» Activity
A complete, exact copy of the records is needed here.

» Listed records
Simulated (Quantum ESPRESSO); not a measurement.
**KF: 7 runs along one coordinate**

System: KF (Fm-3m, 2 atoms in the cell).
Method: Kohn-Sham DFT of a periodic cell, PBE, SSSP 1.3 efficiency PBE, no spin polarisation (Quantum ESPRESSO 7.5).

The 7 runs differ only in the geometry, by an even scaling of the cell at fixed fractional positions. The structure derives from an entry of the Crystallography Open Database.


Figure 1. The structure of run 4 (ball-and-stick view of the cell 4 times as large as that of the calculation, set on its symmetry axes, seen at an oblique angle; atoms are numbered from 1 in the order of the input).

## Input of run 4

» Answer area
Simulated (Quantum ESPRESSO); not a measurement.
**KF: 7 runs along one coordinate**

System: KF (Fm-3m, 2 atoms in the cell).
Method: Kohn-Sham DFT of a periodic cell, PBE, SSSP 1.3 efficiency PBE, no spin polarisation (Quantum ESPRESSO 7.5).

The 7 runs differ only in the geometry, by an even scaling of the cell at fixed fractional positions. The structure derives from an entry of the Crystallography Open Database.


Figure 1. The structure of run 4 (ball-and-stick view of the cell 4 times as large as that of the calculation, set on its symmetry axes, seen at an oblique angle; atoms are numbered from 1 in the order of the input).

## Input of run 4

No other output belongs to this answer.